== == ==

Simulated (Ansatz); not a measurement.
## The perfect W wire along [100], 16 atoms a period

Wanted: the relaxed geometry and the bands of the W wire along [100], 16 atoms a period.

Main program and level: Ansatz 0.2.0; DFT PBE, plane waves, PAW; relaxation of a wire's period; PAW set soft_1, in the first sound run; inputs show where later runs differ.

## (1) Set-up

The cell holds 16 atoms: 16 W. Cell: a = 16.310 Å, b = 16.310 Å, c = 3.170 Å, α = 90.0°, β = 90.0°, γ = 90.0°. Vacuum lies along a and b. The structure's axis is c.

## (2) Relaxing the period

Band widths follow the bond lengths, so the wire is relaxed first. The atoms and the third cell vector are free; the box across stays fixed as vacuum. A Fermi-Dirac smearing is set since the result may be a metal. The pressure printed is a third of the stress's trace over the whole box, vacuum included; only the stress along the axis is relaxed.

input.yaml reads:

== == ==

Work task
Write the listing out again so that nothing in it differs from the original.

Exercise result
Simulated (Ansatz); not a measurement.
## The perfect W wire along [100], 16 atoms a period

Wanted: the relaxed geometry and the bands of the W wire along [100], 16 atoms a period.

Main program and level: Ansatz 0.2.0; DFT PBE, plane waves, PAW; relaxation of a wire's period; PAW set soft_1, in the first sound run; inputs show where later runs differ.

## (1) Set-up

The cell holds 16 atoms: 16 W. Cell: a = 16.310 Å, b = 16.310 Å, c = 3.170 Å, α = 90.0°, β = 90.0°, γ = 90.0°. Vacuum lies along a and b. The structure's axis is c.

## (2) Relaxing the period

Band widths follow the bond lengths, so the wire is relaxed first. The atoms and the third cell vector are free; the box across stays fixed as vacuum. A Fermi-Dirac smearing is set since the result may be a metal. The pressure printed is a third of the stress's trace over the whole box, vacuum included; only the stress along the axis is relaxed.

input.yaml reads:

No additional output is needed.